Activity: Your task is to write out exactly the lines of the listing below, from the first down to the line that holds "The runs below".

__________

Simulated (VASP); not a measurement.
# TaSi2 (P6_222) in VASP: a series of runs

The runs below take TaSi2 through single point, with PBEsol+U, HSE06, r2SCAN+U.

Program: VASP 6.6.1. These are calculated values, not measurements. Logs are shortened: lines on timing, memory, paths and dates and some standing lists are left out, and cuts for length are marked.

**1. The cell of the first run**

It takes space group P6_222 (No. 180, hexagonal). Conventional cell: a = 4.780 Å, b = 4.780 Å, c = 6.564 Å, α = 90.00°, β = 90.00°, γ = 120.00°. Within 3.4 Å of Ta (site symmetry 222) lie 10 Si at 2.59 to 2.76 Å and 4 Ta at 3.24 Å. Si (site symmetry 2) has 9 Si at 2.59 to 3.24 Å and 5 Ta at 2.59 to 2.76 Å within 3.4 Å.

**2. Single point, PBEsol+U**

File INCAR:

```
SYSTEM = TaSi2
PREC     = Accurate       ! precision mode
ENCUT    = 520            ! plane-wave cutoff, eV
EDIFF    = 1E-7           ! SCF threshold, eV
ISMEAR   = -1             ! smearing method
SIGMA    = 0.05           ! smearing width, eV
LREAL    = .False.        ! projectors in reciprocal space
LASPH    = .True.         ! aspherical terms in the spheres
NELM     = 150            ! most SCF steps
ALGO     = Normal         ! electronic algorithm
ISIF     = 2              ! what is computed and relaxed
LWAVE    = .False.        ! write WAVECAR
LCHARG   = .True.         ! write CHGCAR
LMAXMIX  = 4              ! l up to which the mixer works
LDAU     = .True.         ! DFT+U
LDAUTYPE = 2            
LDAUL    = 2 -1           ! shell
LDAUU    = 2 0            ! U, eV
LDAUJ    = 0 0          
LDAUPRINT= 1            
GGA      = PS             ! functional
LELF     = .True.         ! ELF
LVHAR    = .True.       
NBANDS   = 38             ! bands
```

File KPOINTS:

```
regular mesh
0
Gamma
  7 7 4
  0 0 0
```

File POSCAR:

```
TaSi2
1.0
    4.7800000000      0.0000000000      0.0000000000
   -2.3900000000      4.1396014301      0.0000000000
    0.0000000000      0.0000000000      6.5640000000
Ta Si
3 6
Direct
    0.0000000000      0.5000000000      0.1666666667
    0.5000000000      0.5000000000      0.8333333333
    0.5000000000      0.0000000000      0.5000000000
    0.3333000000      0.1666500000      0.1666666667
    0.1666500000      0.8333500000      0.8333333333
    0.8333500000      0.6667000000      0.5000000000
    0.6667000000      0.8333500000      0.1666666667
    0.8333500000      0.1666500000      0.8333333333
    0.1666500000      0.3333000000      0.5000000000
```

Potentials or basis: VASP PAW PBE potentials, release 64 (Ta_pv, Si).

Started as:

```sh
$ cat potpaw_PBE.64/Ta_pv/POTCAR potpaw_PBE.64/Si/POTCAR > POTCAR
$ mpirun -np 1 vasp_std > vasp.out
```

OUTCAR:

__________

Problem solution:
Simulated (VASP); not a measurement.
# TaSi2 (P6_222) in VASP: a series of runs

The runs below take TaSi2 through single point, with PBEsol+U, HSE06, r2SCAN+U.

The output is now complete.